Provided data ::
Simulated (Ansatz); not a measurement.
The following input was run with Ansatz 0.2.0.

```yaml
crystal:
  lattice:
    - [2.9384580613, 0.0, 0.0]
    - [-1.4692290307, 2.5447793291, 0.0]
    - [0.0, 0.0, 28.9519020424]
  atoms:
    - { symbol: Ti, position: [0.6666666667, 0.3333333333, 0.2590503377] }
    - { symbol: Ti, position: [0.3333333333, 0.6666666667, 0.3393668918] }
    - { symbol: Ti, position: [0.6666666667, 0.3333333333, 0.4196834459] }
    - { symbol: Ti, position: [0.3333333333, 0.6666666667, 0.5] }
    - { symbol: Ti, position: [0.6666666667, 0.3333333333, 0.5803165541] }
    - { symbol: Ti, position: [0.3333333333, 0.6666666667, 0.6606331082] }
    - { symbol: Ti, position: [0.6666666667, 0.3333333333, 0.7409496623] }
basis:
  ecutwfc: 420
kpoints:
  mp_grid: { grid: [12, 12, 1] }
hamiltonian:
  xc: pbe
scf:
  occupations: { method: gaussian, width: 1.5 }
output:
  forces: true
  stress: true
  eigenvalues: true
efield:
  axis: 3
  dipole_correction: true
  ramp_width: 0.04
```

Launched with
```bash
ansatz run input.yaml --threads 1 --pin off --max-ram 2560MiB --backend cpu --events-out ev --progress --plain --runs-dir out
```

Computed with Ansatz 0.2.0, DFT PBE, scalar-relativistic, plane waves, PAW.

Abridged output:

Work task :: Reproduce exactly the lines from the beginning of the entries above up to and including the line that contains "Computed with Ansatz".

Written reply ::
Simulated (Ansatz); not a measurement.
The following input was run with Ansatz 0.2.0.

```yaml
crystal:
  lattice:
    - [2.9384580613, 0.0, 0.0]
    - [-1.4692290307, 2.5447793291, 0.0]
    - [0.0, 0.0, 28.9519020424]
  atoms:
    - { symbol: Ti, position: [0.6666666667, 0.3333333333, 0.2590503377] }
    - { symbol: Ti, position: [0.3333333333, 0.6666666667, 0.3393668918] }
    - { symbol: Ti, position: [0.6666666667, 0.3333333333, 0.4196834459] }
    - { symbol: Ti, position: [0.3333333333, 0.6666666667, 0.5] }
    - { symbol: Ti, position: [0.6666666667, 0.3333333333, 0.5803165541] }
    - { symbol: Ti, position: [0.3333333333, 0.6666666667, 0.6606331082] }
    - { symbol: Ti, position: [0.6666666667, 0.3333333333, 0.7409496623] }
basis:
  ecutwfc: 420
kpoints:
  mp_grid: { grid: [12, 12, 1] }
hamiltonian:
  xc: pbe
scf:
  occupations: { method: gaussian, width: 1.5 }
output:
  forces: true
  stress: true
  eigenvalues: true
efield:
  axis: 3
  dipole_correction: true
  ramp_width: 0.04
```

Launched with
```bash
ansatz run input.yaml --threads 1 --pin off --max-ram 2560MiB --backend cpu --events-out ev --progress --plain --runs-dir out
```

Computed with Ansatz 0.2.0, DFT PBE, scalar-relativistic, plane waves, PAW.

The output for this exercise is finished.